- [SUPPLIED ENTRIES]
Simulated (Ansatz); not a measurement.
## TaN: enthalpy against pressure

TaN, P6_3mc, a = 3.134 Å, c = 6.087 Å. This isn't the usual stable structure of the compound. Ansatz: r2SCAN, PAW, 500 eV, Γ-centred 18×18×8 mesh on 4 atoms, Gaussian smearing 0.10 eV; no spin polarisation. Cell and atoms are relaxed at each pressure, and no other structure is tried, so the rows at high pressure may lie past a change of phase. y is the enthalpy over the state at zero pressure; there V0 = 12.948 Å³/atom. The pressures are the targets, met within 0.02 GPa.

- [EXERCISE] Transcribe all the data word for word, as it appears above.

- [SOLUTION]
Simulated (Ansatz); not a measurement.
## TaN: enthalpy against pressure

TaN, P6_3mc, a = 3.134 Å, c = 6.087 Å. This isn't the usual stable structure of the compound. Ansatz: r2SCAN, PAW, 500 eV, Γ-centred 18×18×8 mesh on 4 atoms, Gaussian smearing 0.10 eV; no spin polarisation. Cell and atoms are relaxed at each pressure, and no other structure is tried, so the rows at high pressure may lie past a change of phase. y is the enthalpy over the state at zero pressure; there V0 = 12.948 Å³/atom. The pressures are the targets, met within 0.02 GPa.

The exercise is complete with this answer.